DATASET CONTENT:
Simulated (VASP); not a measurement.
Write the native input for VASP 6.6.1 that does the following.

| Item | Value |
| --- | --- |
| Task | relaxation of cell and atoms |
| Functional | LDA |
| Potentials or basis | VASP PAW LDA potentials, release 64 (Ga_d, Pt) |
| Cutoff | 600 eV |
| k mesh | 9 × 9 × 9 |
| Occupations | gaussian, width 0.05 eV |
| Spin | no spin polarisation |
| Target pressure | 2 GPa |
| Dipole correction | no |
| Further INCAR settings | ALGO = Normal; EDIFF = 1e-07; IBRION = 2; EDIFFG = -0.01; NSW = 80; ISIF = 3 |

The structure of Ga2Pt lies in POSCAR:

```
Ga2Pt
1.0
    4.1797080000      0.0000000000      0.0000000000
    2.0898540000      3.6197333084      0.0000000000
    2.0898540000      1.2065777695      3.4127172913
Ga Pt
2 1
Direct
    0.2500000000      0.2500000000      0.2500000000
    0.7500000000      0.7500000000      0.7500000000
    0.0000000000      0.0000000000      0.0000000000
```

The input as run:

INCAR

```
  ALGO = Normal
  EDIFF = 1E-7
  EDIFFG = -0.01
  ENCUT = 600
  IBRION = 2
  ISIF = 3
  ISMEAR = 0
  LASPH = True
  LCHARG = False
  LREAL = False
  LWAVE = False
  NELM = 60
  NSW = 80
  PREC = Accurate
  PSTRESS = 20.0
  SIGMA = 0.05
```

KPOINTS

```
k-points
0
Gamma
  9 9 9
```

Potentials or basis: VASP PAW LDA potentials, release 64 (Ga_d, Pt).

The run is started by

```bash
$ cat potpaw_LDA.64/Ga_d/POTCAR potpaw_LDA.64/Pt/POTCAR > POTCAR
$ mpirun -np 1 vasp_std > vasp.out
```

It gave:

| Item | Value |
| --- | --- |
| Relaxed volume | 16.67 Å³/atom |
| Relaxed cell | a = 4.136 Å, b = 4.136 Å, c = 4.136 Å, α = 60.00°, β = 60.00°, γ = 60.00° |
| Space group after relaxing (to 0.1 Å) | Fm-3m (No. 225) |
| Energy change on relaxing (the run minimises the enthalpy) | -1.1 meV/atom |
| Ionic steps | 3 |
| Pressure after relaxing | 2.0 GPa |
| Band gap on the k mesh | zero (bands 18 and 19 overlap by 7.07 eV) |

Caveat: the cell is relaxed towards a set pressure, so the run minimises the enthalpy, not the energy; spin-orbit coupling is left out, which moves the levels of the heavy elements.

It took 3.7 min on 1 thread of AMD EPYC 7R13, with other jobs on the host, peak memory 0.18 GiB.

TASK ITEM:
Copy the entries word for word. Start at the first line and end with the line containing "mesh | 9 × 9 × 9 |".

TASK RESPONSE:
Simulated (VASP); not a measurement.
Write the native input for VASP 6.6.1 that does the following.

| Item | Value |
| --- | --- |
| Task | relaxation of cell and atoms |
| Functional | LDA |
| Potentials or basis | VASP PAW LDA potentials, release 64 (Ga_d, Pt) |
| Cutoff | 600 eV |
| k mesh | 9 × 9 × 9 |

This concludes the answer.